Given records
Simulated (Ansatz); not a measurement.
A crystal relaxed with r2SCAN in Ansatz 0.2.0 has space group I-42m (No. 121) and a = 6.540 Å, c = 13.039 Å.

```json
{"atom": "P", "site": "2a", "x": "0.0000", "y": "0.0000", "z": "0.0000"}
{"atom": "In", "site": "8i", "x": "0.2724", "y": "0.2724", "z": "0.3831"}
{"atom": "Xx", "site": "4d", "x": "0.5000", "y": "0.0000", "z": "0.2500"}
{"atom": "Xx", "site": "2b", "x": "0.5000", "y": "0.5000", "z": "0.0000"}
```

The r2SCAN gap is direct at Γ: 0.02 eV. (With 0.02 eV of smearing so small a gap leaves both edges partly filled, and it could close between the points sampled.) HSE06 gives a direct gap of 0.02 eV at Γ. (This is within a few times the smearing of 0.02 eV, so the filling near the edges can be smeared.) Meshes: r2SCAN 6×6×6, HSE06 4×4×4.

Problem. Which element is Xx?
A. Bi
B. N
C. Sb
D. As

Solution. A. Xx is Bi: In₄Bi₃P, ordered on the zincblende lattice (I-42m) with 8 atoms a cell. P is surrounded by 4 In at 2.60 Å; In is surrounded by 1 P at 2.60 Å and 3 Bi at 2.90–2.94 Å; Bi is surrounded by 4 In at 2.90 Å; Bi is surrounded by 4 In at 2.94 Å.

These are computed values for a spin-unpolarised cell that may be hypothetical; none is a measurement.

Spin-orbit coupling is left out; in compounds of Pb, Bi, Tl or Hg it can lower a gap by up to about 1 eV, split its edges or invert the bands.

Required action
Using only the listing above, restate exactly the lines from the line containing "A crystal relaxed" through the line containing "These are computed", both included.

Task result
A crystal relaxed with r2SCAN in Ansatz 0.2.0 has space group I-42m (No. 121) and a = 6.540 Å, c = 13.039 Å.

```json
{"atom": "P", "site": "2a", "x": "0.0000", "y": "0.0000", "z": "0.0000"}
{"atom": "In", "site": "8i", "x": "0.2724", "y": "0.2724", "z": "0.3831"}
{"atom": "Xx", "site": "4d", "x": "0.5000", "y": "0.0000", "z": "0.2500"}
{"atom": "Xx", "site": "2b", "x": "0.5000", "y": "0.5000", "z": "0.0000"}
```

The r2SCAN gap is direct at Γ: 0.02 eV. (With 0.02 eV of smearing so small a gap leaves both edges partly filled, and it could close between the points sampled.) HSE06 gives a direct gap of 0.02 eV at Γ. (This is within a few times the smearing of 0.02 eV, so the filling near the edges can be smeared.) Meshes: r2SCAN 6×6×6, HSE06 4×4×4.

Problem. Which element is Xx?
A. Bi
B. N
C. Sb
D. As

Solution. A. Xx is Bi: In₄Bi₃P, ordered on the zincblende lattice (I-42m) with 8 atoms a cell. P is surrounded by 4 In at 2.60 Å; In is surrounded by 1 P at 2.60 Å and 3 Bi at 2.90–2.94 Å; Bi is surrounded by 4 In at 2.90 Å; Bi is surrounded by 4 In at 2.94 Å.

These are computed values for a spin-unpolarised cell that may be hypothetical; none is a measurement.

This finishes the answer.